:: Given entries ::
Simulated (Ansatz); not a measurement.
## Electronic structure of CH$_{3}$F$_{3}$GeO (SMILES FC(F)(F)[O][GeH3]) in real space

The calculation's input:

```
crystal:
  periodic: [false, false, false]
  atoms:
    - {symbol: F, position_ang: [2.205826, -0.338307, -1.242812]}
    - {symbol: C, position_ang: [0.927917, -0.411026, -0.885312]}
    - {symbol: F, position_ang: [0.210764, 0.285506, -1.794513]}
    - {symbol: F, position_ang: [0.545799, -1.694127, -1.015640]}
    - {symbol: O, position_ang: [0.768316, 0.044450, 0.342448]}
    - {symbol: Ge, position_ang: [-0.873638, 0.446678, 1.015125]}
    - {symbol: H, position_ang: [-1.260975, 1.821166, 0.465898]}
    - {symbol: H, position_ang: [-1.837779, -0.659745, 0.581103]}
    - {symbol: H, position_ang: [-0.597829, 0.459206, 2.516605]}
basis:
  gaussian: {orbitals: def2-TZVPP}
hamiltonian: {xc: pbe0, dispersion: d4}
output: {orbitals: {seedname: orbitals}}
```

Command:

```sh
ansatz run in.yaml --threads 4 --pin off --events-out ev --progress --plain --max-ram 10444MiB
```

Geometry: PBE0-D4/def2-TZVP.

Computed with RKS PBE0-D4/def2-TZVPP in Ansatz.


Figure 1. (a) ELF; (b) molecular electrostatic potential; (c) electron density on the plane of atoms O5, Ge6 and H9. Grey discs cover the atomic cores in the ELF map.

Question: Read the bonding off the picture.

:: Work request ::
The data above must be restated word for word.

:: Answer section ::
Simulated (Ansatz); not a measurement.
## Electronic structure of CH$_{3}$F$_{3}$GeO (SMILES FC(F)(F)[O][GeH3]) in real space

The calculation's input:

```
crystal:
  periodic: [false, false, false]
  atoms:
    - {symbol: F, position_ang: [2.205826, -0.338307, -1.242812]}
    - {symbol: C, position_ang: [0.927917, -0.411026, -0.885312]}
    - {symbol: F, position_ang: [0.210764, 0.285506, -1.794513]}
    - {symbol: F, position_ang: [0.545799, -1.694127, -1.015640]}
    - {symbol: O, position_ang: [0.768316, 0.044450, 0.342448]}
    - {symbol: Ge, position_ang: [-0.873638, 0.446678, 1.015125]}
    - {symbol: H, position_ang: [-1.260975, 1.821166, 0.465898]}
    - {symbol: H, position_ang: [-1.837779, -0.659745, 0.581103]}
    - {symbol: H, position_ang: [-0.597829, 0.459206, 2.516605]}
basis:
  gaussian: {orbitals: def2-TZVPP}
hamiltonian: {xc: pbe0, dispersion: d4}
output: {orbitals: {seedname: orbitals}}
```

Command:

```sh
ansatz run in.yaml --threads 4 --pin off --events-out ev --progress --plain --max-ram 10444MiB
```

Geometry: PBE0-D4/def2-TZVP.

Computed with RKS PBE0-D4/def2-TZVPP in Ansatz.


Figure 1. (a) ELF; (b) molecular electrostatic potential; (c) electron density on the plane of atoms O5, Ge6 and H9. Grey discs cover the atomic cores in the ELF map.

Question: Read the bonding off the picture.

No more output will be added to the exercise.